REQUIREMENT -> Transcribe the data exactly, stopping after the "Band v is the" line.

##### RECORDED INFORMATION #####

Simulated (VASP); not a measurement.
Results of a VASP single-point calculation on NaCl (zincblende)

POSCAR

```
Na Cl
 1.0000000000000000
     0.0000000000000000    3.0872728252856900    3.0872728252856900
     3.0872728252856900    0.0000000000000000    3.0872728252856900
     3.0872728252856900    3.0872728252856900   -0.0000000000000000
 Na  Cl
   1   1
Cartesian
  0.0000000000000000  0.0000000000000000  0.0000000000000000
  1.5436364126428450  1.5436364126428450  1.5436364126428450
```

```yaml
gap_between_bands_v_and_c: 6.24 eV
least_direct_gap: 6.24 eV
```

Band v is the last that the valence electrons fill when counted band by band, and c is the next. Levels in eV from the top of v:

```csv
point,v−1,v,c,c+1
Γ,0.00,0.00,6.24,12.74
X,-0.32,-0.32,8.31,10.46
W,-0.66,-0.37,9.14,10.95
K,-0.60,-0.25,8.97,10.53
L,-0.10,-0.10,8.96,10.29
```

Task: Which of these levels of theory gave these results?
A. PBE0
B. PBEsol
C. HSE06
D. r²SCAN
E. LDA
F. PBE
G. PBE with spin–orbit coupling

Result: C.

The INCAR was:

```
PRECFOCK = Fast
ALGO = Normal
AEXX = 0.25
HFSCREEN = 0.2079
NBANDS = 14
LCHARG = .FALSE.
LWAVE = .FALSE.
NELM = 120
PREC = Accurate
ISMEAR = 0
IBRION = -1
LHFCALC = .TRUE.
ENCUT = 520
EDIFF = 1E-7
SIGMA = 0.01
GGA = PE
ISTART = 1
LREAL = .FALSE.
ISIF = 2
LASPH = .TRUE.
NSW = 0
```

#####

ANSWER SPACE ->
Simulated (VASP); not a measurement.
Results of a VASP single-point calculation on NaCl (zincblende)

POSCAR

```
Na Cl
 1.0000000000000000
     0.0000000000000000    3.0872728252856900    3.0872728252856900
     3.0872728252856900    0.0000000000000000    3.0872728252856900
     3.0872728252856900    3.0872728252856900   -0.0000000000000000
 Na  Cl
   1   1
Cartesian
  0.0000000000000000  0.0000000000000000  0.0000000000000000
  1.5436364126428450  1.5436364126428450  1.5436364126428450
```

```yaml
gap_between_bands_v_and_c: 6.24 eV
least_direct_gap: 6.24 eV
```

Band v is the last that the valence electrons fill when counted band by band, and c is the next. Levels in eV from the top of v:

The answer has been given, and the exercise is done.